Data listing START

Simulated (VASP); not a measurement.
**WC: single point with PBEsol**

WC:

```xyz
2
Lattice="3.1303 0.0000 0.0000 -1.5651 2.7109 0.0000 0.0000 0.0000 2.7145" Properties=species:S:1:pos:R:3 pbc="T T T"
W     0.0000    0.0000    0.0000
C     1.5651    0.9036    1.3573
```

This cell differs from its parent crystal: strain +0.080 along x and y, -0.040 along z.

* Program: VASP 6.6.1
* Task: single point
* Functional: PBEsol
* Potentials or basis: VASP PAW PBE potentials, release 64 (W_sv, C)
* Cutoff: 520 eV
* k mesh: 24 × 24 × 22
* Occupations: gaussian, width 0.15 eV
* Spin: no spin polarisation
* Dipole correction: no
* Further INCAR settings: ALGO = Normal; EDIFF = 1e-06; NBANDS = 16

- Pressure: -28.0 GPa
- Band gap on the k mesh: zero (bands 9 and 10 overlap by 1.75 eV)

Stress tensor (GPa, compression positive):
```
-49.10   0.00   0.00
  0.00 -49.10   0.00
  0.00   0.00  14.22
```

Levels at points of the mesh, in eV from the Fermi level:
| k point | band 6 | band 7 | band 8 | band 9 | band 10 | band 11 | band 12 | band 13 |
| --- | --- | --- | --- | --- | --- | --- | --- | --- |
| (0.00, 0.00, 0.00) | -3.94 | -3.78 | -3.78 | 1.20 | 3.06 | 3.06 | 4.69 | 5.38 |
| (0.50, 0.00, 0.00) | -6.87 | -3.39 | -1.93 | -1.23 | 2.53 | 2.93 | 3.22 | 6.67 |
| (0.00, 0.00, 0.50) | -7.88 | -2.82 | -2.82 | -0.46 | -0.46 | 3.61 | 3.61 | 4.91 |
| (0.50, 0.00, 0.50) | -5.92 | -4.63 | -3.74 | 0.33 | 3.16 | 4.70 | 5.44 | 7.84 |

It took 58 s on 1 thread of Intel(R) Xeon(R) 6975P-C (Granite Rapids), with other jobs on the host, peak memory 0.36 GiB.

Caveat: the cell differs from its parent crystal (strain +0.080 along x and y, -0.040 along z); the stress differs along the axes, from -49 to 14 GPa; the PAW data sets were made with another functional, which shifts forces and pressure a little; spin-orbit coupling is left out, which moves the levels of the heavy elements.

Data listing END

Exercise:
Stop after the line containing "Dipole correction: no": print exactly the lines from the start of the entries above up to it, that line included.

Written answer:
Simulated (VASP); not a measurement.
**WC: single point with PBEsol**

WC:

```xyz
2
Lattice="3.1303 0.0000 0.0000 -1.5651 2.7109 0.0000 0.0000 0.0000 2.7145" Properties=species:S:1:pos:R:3 pbc="T T T"
W     0.0000    0.0000    0.0000
C     1.5651    0.9036    1.3573
```

This cell differs from its parent crystal: strain +0.080 along x and y, -0.040 along z.

* Program: VASP 6.6.1
* Task: single point
* Functional: PBEsol
* Potentials or basis: VASP PAW PBE potentials, release 64 (W_sv, C)
* Cutoff: 520 eV
* k mesh: 24 × 24 × 22
* Occupations: gaussian, width 0.15 eV
* Spin: no spin polarisation
* Dipole correction: no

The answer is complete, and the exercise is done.